# WORK REQUEST
Give back exactly the lines of the material below, starting with the line with "### Question" and going on through the line with "What does not".

# GIVEN DATA
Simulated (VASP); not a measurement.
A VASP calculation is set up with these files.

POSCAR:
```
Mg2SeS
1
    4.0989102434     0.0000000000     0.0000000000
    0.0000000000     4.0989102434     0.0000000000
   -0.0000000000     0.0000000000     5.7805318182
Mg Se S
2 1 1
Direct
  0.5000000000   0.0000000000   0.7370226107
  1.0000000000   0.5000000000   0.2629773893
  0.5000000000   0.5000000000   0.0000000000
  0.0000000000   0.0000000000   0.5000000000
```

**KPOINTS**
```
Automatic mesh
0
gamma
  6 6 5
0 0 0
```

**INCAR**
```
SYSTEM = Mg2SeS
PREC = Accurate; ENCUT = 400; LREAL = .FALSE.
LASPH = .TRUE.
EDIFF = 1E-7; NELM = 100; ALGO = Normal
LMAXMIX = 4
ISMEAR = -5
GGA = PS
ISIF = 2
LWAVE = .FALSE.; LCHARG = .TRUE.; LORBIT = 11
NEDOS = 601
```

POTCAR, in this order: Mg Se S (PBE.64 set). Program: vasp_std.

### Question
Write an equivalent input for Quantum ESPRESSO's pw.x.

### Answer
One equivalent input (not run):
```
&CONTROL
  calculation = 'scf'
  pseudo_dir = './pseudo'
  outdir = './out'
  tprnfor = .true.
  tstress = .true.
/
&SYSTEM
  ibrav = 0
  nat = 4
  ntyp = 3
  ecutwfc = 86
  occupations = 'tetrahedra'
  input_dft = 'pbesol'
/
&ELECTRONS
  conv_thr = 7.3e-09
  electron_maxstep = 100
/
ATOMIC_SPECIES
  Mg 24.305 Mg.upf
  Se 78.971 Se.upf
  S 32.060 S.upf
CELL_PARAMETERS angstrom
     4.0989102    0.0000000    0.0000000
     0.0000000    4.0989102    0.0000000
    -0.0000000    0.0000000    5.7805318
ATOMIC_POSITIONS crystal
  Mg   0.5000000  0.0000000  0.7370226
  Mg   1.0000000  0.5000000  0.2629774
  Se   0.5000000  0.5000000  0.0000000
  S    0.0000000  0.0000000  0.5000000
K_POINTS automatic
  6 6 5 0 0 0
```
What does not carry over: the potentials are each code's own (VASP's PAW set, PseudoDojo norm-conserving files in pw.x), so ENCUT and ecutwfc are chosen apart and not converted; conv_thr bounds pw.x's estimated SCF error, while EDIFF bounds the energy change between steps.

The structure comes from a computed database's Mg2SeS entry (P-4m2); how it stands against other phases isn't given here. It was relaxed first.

# WRITTEN RESPONSE
### Question
Write an equivalent input for Quantum ESPRESSO's pw.x.

### Answer
One equivalent input (not run):
```
&CONTROL
  calculation = 'scf'
  pseudo_dir = './pseudo'
  outdir = './out'
  tprnfor = .true.
  tstress = .true.
/
&SYSTEM
  ibrav = 0
  nat = 4
  ntyp = 3
  ecutwfc = 86
  occupations = 'tetrahedra'
  input_dft = 'pbesol'
/
&ELECTRONS
  conv_thr = 7.3e-09
  electron_maxstep = 100
/
ATOMIC_SPECIES
  Mg 24.305 Mg.upf
  Se 78.971 Se.upf
  S 32.060 S.upf
CELL_PARAMETERS angstrom
     4.0989102    0.0000000    0.0000000
     0.0000000    4.0989102    0.0000000
    -0.0000000    0.0000000    5.7805318
ATOMIC_POSITIONS crystal
  Mg   0.5000000  0.0000000  0.7370226
  Mg   1.0000000  0.5000000  0.2629774
  Se   0.5000000  0.5000000  0.0000000
  S    0.0000000  0.0000000  0.5000000
K_POINTS automatic
  6 6 5 0 0 0
```
What does not carry over: the potentials are each code's own (VASP's PAW set, PseudoDojo norm-conserving files in pw.x), so ENCUT and ecutwfc are chosen apart and not converted; conv_thr bounds pw.x's estimated SCF error, while EDIFF bounds the energy change between steps.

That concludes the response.